Raw data:
::::::::
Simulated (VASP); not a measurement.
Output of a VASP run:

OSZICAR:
::::::::

Assignment: Reproduce the records word for word.

Task solution:
Simulated (VASP); not a measurement.
Output of a VASP run:

OSZICAR:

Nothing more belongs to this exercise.